[Start of Attachment]
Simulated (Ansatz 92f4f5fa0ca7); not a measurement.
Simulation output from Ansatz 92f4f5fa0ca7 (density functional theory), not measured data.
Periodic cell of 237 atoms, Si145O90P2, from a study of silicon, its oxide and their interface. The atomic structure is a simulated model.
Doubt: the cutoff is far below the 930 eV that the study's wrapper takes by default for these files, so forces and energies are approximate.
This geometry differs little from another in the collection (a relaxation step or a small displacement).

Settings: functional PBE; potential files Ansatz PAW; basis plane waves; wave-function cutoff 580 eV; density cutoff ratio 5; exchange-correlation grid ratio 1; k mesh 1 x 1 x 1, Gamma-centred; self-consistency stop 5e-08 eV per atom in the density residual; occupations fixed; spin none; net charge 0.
[End of Attachment]

* [WORK ORDER]:
Retype the material above from start to finish without any changes.

* [ANSWER BOX]:
Simulated (Ansatz 92f4f5fa0ca7); not a measurement.
Simulation output from Ansatz 92f4f5fa0ca7 (density functional theory), not measured data.
Periodic cell of 237 atoms, Si145O90P2, from a study of silicon, its oxide and their interface. The atomic structure is a simulated model.
Doubt: the cutoff is far below the 930 eV that the study's wrapper takes by default for these files, so forces and energies are approximate.
This geometry differs little from another in the collection (a relaxation step or a small displacement).

Settings: functional PBE; potential files Ansatz PAW; basis plane waves; wave-function cutoff 580 eV; density cutoff ratio 5; exchange-correlation grid ratio 1; k mesh 1 x 1 x 1, Gamma-centred; self-consistency stop 5e-08 eV per atom in the density residual; occupations fixed; spin none; net charge 0.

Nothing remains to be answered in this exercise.